(Beginning of ENTRIES SHOWN)

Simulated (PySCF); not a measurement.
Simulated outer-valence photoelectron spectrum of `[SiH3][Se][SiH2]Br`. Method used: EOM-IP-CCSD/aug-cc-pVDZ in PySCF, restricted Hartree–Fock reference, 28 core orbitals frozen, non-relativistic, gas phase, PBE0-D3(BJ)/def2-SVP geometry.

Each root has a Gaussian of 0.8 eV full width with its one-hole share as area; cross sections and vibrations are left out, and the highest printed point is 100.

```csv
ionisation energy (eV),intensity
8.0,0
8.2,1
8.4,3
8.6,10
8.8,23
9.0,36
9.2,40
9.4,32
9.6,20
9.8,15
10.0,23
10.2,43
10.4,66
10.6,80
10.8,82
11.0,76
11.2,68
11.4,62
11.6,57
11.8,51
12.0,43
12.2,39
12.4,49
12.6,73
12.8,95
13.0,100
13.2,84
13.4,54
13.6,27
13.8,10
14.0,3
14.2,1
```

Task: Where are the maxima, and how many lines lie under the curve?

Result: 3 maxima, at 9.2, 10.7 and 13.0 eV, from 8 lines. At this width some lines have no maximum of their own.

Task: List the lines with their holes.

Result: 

(End of ENTRIES SHOWN)

**WORK REQUEST:**
Give again exactly, and only, the lines above starting at the one with "Simulated outer-valence photoelectron" and ending at the one with "Task: List the lines with their holes.".

**RESULT:**
Simulated outer-valence photoelectron spectrum of `[SiH3][Se][SiH2]Br`. Method used: EOM-IP-CCSD/aug-cc-pVDZ in PySCF, restricted Hartree–Fock reference, 28 core orbitals frozen, non-relativistic, gas phase, PBE0-D3(BJ)/def2-SVP geometry.

Each root has a Gaussian of 0.8 eV full width with its one-hole share as area; cross sections and vibrations are left out, and the highest printed point is 100.

```csv
ionisation energy (eV),intensity
8.0,0
8.2,1
8.4,3
8.6,10
8.8,23
9.0,36
9.2,40
9.4,32
9.6,20
9.8,15
10.0,23
10.2,43
10.4,66
10.6,80
10.8,82
11.0,76
11.2,68
11.4,62
11.6,57
11.8,51
12.0,43
12.2,39
12.4,49
12.6,73
12.8,95
13.0,100
13.2,84
13.4,54
13.6,27
13.8,10
14.0,3
14.2,1
```

Task: Where are the maxima, and how many lines lie under the curve?

Result: 3 maxima, at 9.2, 10.7 and 13.0 eV, from 8 lines. At this width some lines have no maximum of their own.

Task: List the lines with their holes.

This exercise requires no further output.